Extracted information —
────────────────────────────────────────
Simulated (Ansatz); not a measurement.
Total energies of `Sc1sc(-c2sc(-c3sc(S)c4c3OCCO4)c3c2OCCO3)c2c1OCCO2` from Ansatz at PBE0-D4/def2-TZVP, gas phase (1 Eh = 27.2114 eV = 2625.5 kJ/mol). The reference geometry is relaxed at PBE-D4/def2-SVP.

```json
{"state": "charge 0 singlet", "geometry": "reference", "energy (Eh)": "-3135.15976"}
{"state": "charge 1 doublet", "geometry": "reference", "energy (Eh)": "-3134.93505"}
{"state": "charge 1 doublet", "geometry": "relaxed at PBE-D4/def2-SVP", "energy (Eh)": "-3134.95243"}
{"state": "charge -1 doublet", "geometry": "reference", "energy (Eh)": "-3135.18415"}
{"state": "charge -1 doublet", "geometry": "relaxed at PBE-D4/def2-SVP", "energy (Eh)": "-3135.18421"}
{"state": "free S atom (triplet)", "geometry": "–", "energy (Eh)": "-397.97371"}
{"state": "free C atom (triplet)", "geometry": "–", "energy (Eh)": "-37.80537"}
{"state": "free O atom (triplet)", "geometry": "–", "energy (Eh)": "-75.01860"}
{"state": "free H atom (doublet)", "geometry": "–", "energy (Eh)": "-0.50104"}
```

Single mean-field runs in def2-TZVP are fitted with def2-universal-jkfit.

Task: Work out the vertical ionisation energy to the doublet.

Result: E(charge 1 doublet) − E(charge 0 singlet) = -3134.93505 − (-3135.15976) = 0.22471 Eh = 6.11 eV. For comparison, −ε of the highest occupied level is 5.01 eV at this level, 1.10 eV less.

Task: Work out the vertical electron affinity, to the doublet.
────────────────────────────────────────

Work request —
Output exactly the span of lines beginning at the first line of the records and ending at the line that holds "Result: E(charge 1", inclusive, with no other text.

Exercise solution —
Simulated (Ansatz); not a measurement.
Total energies of `Sc1sc(-c2sc(-c3sc(S)c4c3OCCO4)c3c2OCCO3)c2c1OCCO2` from Ansatz at PBE0-D4/def2-TZVP, gas phase (1 Eh = 27.2114 eV = 2625.5 kJ/mol). The reference geometry is relaxed at PBE-D4/def2-SVP.

```json
{"state": "charge 0 singlet", "geometry": "reference", "energy (Eh)": "-3135.15976"}
{"state": "charge 1 doublet", "geometry": "reference", "energy (Eh)": "-3134.93505"}
{"state": "charge 1 doublet", "geometry": "relaxed at PBE-D4/def2-SVP", "energy (Eh)": "-3134.95243"}
{"state": "charge -1 doublet", "geometry": "reference", "energy (Eh)": "-3135.18415"}
{"state": "charge -1 doublet", "geometry": "relaxed at PBE-D4/def2-SVP", "energy (Eh)": "-3135.18421"}
{"state": "free S atom (triplet)", "geometry": "–", "energy (Eh)": "-397.97371"}
{"state": "free C atom (triplet)", "geometry": "–", "energy (Eh)": "-37.80537"}
{"state": "free O atom (triplet)", "geometry": "–", "energy (Eh)": "-75.01860"}
{"state": "free H atom (doublet)", "geometry": "–", "energy (Eh)": "-0.50104"}
```

Single mean-field runs in def2-TZVP are fitted with def2-universal-jkfit.

Task: Work out the vertical ionisation energy to the doublet.

Result: E(charge 1 doublet) − E(charge 0 singlet) = -3134.93505 − (-3135.15976) = 0.22471 Eh = 6.11 eV. For comparison, −ε of the highest occupied level is 5.01 eV at this level, 1.10 eV less.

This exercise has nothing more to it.